**Work instruction**
In full and without edits, write out the data that follows.

>>

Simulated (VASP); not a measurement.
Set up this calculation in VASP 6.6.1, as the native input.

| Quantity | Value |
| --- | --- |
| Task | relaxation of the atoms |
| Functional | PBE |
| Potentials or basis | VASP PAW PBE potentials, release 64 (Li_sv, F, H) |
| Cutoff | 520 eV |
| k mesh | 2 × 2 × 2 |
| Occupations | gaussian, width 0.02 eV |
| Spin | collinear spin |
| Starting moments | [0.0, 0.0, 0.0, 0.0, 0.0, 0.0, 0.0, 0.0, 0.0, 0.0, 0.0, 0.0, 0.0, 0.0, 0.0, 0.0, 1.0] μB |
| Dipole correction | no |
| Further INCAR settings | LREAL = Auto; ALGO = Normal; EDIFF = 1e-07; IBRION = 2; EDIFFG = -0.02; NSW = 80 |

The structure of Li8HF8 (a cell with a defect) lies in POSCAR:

<<

**Worked solution**
Simulated (VASP); not a measurement.
Set up this calculation in VASP 6.6.1, as the native input.

| Quantity | Value |
| --- | --- |
| Task | relaxation of the atoms |
| Functional | PBE |
| Potentials or basis | VASP PAW PBE potentials, release 64 (Li_sv, F, H) |
| Cutoff | 520 eV |
| k mesh | 2 × 2 × 2 |
| Occupations | gaussian, width 0.02 eV |
| Spin | collinear spin |
| Starting moments | [0.0, 0.0, 0.0, 0.0, 0.0, 0.0, 0.0, 0.0, 0.0, 0.0, 0.0, 0.0, 0.0, 0.0, 0.0, 0.0, 1.0] μB |
| Dipole correction | no |
| Further INCAR settings | LREAL = Auto; ALGO = Normal; EDIFF = 1e-07; IBRION = 2; EDIFFG = -0.02; NSW = 80 |

The structure of Li8HF8 (a cell with a defect) lies in POSCAR:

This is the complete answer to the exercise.